• **WORK TASK**
The line with "# singlet H(-): levels of theory in one basis", the line with "Q: Is a single", and all lines between them in the material below: return these exactly, and no others.

Segment Open
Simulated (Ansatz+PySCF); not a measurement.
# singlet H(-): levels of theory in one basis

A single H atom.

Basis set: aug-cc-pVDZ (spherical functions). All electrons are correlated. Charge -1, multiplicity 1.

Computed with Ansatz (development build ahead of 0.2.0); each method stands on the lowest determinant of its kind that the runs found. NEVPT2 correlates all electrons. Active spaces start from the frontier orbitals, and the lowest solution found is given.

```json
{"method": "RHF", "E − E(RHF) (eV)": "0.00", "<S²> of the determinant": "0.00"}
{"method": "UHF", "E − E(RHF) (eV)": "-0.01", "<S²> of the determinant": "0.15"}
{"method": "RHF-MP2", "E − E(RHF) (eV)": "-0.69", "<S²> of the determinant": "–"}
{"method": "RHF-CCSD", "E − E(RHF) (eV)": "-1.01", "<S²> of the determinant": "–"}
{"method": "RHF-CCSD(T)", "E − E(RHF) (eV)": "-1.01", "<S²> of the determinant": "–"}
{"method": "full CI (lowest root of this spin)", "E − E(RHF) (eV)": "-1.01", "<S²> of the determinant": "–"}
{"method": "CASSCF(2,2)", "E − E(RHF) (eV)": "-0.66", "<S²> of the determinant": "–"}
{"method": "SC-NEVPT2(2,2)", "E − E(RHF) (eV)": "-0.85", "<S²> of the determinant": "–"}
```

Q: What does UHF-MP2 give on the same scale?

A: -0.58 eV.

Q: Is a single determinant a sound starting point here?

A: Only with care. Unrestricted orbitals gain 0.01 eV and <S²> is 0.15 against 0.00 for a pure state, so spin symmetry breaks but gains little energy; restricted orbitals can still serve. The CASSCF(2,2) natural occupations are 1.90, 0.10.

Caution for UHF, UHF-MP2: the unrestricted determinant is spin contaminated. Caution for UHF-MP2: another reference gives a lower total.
Segment Closed

• **WRITTEN RESPONSE**
# singlet H(-): levels of theory in one basis

A single H atom.

Basis set: aug-cc-pVDZ (spherical functions). All electrons are correlated. Charge -1, multiplicity 1.

Computed with Ansatz (development build ahead of 0.2.0); each method stands on the lowest determinant of its kind that the runs found. NEVPT2 correlates all electrons. Active spaces start from the frontier orbitals, and the lowest solution found is given.

```json
{"method": "RHF", "E − E(RHF) (eV)": "0.00", "<S²> of the determinant": "0.00"}
{"method": "UHF", "E − E(RHF) (eV)": "-0.01", "<S²> of the determinant": "0.15"}
{"method": "RHF-MP2", "E − E(RHF) (eV)": "-0.69", "<S²> of the determinant": "–"}
{"method": "RHF-CCSD", "E − E(RHF) (eV)": "-1.01", "<S²> of the determinant": "–"}
{"method": "RHF-CCSD(T)", "E − E(RHF) (eV)": "-1.01", "<S²> of the determinant": "–"}
{"method": "full CI (lowest root of this spin)", "E − E(RHF) (eV)": "-1.01", "<S²> of the determinant": "–"}
{"method": "CASSCF(2,2)", "E − E(RHF) (eV)": "-0.66", "<S²> of the determinant": "–"}
{"method": "SC-NEVPT2(2,2)", "E − E(RHF) (eV)": "-0.85", "<S²> of the determinant": "–"}
```

Q: What does UHF-MP2 give on the same scale?

A: -0.58 eV.

Q: Is a single determinant a sound starting point here?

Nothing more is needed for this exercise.